Task item:
Below is a listing; reproduce each line of it exactly.

Available data:
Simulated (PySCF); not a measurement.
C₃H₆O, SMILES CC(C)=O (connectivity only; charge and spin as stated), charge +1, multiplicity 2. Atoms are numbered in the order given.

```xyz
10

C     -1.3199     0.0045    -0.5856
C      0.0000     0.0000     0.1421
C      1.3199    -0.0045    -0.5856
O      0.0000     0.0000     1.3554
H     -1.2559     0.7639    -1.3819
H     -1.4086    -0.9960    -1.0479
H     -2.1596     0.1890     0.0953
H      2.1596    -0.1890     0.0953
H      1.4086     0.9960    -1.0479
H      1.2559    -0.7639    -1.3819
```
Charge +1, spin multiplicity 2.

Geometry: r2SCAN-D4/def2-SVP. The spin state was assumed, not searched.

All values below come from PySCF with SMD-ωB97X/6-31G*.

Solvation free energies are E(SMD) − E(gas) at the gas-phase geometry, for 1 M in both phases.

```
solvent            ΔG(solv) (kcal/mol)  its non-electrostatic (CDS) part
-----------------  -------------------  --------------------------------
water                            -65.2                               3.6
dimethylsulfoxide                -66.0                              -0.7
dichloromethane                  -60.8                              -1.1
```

Written reply:
Simulated (PySCF); not a measurement.
C₃H₆O, SMILES CC(C)=O (connectivity only; charge and spin as stated), charge +1, multiplicity 2. Atoms are numbered in the order given.

```xyz
10

C     -1.3199     0.0045    -0.5856
C      0.0000     0.0000     0.1421
C      1.3199    -0.0045    -0.5856
O      0.0000     0.0000     1.3554
H     -1.2559     0.7639    -1.3819
H     -1.4086    -0.9960    -1.0479
H     -2.1596     0.1890     0.0953
H      2.1596    -0.1890     0.0953
H      1.4086     0.9960    -1.0479
H      1.2559    -0.7639    -1.3819
```
Charge +1, spin multiplicity 2.

Geometry: r2SCAN-D4/def2-SVP. The spin state was assumed, not searched.

All values below come from PySCF with SMD-ωB97X/6-31G*.

Solvation free energies are E(SMD) − E(gas) at the gas-phase geometry, for 1 M in both phases.

```
solvent            ΔG(solv) (kcal/mol)  its non-electrostatic (CDS) part
-----------------  -------------------  --------------------------------
water                            -65.2                               3.6
dimethylsulfoxide                -66.0                              -0.7
dichloromethane                  -60.8                              -1.1
```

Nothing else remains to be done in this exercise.